REQUIRED ACTION => Nothing in the records should be left out; transcribe them exactly.

************

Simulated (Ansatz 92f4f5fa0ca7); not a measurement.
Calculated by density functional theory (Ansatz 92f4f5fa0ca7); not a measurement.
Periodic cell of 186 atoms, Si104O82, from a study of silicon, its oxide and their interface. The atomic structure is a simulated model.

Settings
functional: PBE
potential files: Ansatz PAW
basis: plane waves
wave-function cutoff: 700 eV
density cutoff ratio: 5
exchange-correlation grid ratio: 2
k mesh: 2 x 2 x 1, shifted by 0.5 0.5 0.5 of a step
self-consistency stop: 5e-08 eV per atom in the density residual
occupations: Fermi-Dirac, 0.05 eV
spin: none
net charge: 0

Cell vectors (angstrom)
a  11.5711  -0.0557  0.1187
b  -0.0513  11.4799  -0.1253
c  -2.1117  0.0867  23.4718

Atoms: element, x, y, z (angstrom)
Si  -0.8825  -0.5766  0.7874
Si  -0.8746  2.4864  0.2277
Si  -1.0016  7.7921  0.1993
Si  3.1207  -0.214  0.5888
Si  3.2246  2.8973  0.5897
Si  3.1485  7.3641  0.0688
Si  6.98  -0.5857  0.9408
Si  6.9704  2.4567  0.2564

************

EXPECTED ANSWER =>
Simulated (Ansatz 92f4f5fa0ca7); not a measurement.
Calculated by density functional theory (Ansatz 92f4f5fa0ca7); not a measurement.
Periodic cell of 186 atoms, Si104O82, from a study of silicon, its oxide and their interface. The atomic structure is a simulated model.

Settings
functional: PBE
potential files: Ansatz PAW
basis: plane waves
wave-function cutoff: 700 eV
density cutoff ratio: 5
exchange-correlation grid ratio: 2
k mesh: 2 x 2 x 1, shifted by 0.5 0.5 0.5 of a step
self-consistency stop: 5e-08 eV per atom in the density residual
occupations: Fermi-Dirac, 0.05 eV
spin: none
net charge: 0

Cell vectors (angstrom)
a  11.5711  -0.0557  0.1187
b  -0.0513  11.4799  -0.1253
c  -2.1117  0.0867  23.4718

Atoms: element, x, y, z (angstrom)
Si  -0.8825  -0.5766  0.7874
Si  -0.8746  2.4864  0.2277
Si  -1.0016  7.7921  0.1993
Si  3.1207  -0.214  0.5888
Si  3.2246  2.8973  0.5897
Si  3.1485  7.3641  0.0688
Si  6.98  -0.5857  0.9408
Si  6.9704  2.4567  0.2564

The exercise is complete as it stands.